··········

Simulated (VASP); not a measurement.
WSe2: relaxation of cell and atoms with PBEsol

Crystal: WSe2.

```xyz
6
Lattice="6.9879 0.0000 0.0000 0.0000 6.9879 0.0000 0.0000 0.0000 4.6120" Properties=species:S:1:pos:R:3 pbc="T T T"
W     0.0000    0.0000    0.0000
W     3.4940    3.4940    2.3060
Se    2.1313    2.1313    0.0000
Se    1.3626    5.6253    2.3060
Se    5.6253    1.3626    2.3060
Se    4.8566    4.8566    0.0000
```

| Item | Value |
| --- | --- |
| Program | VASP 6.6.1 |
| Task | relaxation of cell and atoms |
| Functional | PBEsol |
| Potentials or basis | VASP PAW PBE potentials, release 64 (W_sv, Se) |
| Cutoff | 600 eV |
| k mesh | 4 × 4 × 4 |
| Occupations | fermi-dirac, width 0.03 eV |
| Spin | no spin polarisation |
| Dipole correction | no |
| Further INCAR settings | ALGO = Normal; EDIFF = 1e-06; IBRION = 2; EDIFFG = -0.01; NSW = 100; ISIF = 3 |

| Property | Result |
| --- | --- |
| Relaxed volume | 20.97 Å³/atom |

··········

- ACTION ITEM
The response should be the listing above, limited to the lines between the one holding "WSe2: relaxation of" and the one holding "(W_sv, Se) |", inclusive, reproduced exactly.

- EXERCISE SOLUTION
WSe2: relaxation of cell and atoms with PBEsol

Crystal: WSe2.

```xyz
6
Lattice="6.9879 0.0000 0.0000 0.0000 6.9879 0.0000 0.0000 0.0000 4.6120" Properties=species:S:1:pos:R:3 pbc="T T T"
W     0.0000    0.0000    0.0000
W     3.4940    3.4940    2.3060
Se    2.1313    2.1313    0.0000
Se    1.3626    5.6253    2.3060
Se    5.6253    1.3626    2.3060
Se    4.8566    4.8566    0.0000
```

| Item | Value |
| --- | --- |
| Program | VASP 6.6.1 |
| Task | relaxation of cell and atoms |
| Functional | PBEsol |
| Potentials or basis | VASP PAW PBE potentials, release 64 (W_sv, Se) |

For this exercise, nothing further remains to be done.